■ WORK REQUEST ■
Take the listing and print it in full, exactly as given.

■ SUPPLIED RECORDS ■
Segment Open

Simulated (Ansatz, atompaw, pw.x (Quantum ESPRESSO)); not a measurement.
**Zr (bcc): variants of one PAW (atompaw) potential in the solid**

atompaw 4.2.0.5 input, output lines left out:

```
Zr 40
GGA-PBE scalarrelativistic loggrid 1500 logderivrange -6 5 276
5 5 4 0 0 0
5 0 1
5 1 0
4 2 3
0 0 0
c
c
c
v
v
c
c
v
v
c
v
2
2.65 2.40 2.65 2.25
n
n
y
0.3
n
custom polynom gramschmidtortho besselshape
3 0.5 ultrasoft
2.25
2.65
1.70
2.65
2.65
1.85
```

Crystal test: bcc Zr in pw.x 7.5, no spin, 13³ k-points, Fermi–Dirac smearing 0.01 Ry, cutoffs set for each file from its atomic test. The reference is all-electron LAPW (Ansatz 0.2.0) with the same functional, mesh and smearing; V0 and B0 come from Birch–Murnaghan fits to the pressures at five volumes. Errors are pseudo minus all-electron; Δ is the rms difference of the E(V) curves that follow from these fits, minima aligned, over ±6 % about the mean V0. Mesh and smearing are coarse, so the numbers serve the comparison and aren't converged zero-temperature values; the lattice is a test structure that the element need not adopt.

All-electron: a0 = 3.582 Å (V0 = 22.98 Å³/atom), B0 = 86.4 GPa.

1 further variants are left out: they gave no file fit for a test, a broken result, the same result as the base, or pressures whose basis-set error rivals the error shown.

Segment Closed

■ YOUR SOLUTION ■
Simulated (Ansatz, atompaw, pw.x (Quantum ESPRESSO)); not a measurement.
**Zr (bcc): variants of one PAW (atompaw) potential in the solid**

atompaw 4.2.0.5 input, output lines left out:

```
Zr 40
GGA-PBE scalarrelativistic loggrid 1500 logderivrange -6 5 276
5 5 4 0 0 0
5 0 1
5 1 0
4 2 3
0 0 0
c
c
c
v
v
c
c
v
v
c
v
2
2.65 2.40 2.65 2.25
n
n
y
0.3
n
custom polynom gramschmidtortho besselshape
3 0.5 ultrasoft
2.25
2.65
1.70
2.65
2.65
1.85
```

Crystal test: bcc Zr in pw.x 7.5, no spin, 13³ k-points, Fermi–Dirac smearing 0.01 Ry, cutoffs set for each file from its atomic test. The reference is all-electron LAPW (Ansatz 0.2.0) with the same functional, mesh and smearing; V0 and B0 come from Birch–Murnaghan fits to the pressures at five volumes. Errors are pseudo minus all-electron; Δ is the rms difference of the E(V) curves that follow from these fits, minima aligned, over ±6 % about the mean V0. Mesh and smearing are coarse, so the numbers serve the comparison and aren't converged zero-temperature values; the lattice is a test structure that the element need not adopt.

All-electron: a0 = 3.582 Å (V0 = 22.98 Å³/atom), B0 = 86.4 GPa.

1 further variants are left out: they gave no file fit for a test, a broken result, the same result as the base, or pressures whose basis-set error rivals the error shown.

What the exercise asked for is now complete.